#### DATASET CONTENT:
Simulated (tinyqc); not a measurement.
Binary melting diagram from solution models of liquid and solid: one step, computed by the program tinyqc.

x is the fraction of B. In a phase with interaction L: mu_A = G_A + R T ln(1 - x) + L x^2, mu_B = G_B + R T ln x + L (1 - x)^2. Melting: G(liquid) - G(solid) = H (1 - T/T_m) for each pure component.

#### WORK TASK:
The answer must be the complete set of entries, retyped exactly.

#### SOLUTION:
Simulated (tinyqc); not a measurement.
Binary melting diagram from solution models of liquid and solid: one step, computed by the program tinyqc.

x is the fraction of B. In a phase with interaction L: mu_A = G_A + R T ln(1 - x) + L x^2, mu_B = G_B + R T ln x + L (1 - x)^2. Melting: G(liquid) - G(solid) = H (1 - T/T_m) for each pure component.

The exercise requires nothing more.